__Brief__: In exact form, set down only those lines of the material that run from its first line to the line with "Numerical set-up: a", inclusive.

__Extracted entries__:
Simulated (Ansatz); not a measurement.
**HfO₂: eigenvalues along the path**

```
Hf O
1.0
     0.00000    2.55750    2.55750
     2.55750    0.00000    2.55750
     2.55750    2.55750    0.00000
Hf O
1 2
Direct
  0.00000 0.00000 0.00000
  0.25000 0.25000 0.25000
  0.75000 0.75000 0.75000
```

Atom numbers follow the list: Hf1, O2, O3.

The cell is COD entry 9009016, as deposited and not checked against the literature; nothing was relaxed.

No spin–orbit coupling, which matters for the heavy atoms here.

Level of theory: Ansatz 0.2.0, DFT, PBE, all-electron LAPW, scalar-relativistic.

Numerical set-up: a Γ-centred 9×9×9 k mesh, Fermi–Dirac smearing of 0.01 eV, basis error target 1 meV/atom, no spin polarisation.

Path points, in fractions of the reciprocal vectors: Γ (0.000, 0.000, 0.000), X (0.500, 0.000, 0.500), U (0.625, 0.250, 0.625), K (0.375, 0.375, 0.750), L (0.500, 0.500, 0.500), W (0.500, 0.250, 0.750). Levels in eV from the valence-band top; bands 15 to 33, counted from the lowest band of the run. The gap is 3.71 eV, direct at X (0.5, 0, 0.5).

__Response__:
Simulated (Ansatz); not a measurement.
**HfO₂: eigenvalues along the path**

```
Hf O
1.0
     0.00000    2.55750    2.55750
     2.55750    0.00000    2.55750
     2.55750    2.55750    0.00000
Hf O
1 2
Direct
  0.00000 0.00000 0.00000
  0.25000 0.25000 0.25000
  0.75000 0.75000 0.75000
```

Atom numbers follow the list: Hf1, O2, O3.

The cell is COD entry 9009016, as deposited and not checked against the literature; nothing was relaxed.

No spin–orbit coupling, which matters for the heavy atoms here.

Level of theory: Ansatz 0.2.0, DFT, PBE, all-electron LAPW, scalar-relativistic.

Numerical set-up: a Γ-centred 9×9×9 k mesh, Fermi–Dirac smearing of 0.01 eV, basis error target 1 meV/atom, no spin polarisation.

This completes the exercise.